[Data section]

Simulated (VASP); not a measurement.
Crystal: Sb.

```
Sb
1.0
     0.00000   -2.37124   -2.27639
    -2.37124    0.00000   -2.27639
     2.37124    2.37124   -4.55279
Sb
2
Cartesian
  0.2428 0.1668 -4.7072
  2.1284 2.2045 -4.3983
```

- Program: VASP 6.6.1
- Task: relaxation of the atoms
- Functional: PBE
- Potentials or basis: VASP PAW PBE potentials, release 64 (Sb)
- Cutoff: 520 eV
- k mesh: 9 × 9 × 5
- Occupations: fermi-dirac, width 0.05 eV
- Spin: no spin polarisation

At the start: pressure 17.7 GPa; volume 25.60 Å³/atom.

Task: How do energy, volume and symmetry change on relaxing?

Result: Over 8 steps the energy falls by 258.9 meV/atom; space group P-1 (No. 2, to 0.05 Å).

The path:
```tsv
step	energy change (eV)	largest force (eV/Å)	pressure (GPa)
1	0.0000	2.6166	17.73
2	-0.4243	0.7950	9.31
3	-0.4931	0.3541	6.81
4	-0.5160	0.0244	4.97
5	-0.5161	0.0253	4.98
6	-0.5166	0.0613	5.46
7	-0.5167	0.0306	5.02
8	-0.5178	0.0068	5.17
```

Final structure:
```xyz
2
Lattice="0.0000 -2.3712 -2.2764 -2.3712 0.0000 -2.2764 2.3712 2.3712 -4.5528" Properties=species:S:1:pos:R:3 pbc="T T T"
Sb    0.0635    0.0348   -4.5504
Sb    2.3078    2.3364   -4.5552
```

[/Data section]

#### Work order:
Look in the material above for the line with "- Potentials or" and the line with "Task: How do", and transcribe exactly those lines and all lines between them, nothing more.

#### Exercise answer:
- Potentials or basis: VASP PAW PBE potentials, release 64 (Sb)
- Cutoff: 520 eV
- k mesh: 9 × 9 × 5
- Occupations: fermi-dirac, width 0.05 eV
- Spin: no spin polarisation

At the start: pressure 17.7 GPa; volume 25.60 Å³/atom.

Task: How do energy, volume and symmetry change on relaxing?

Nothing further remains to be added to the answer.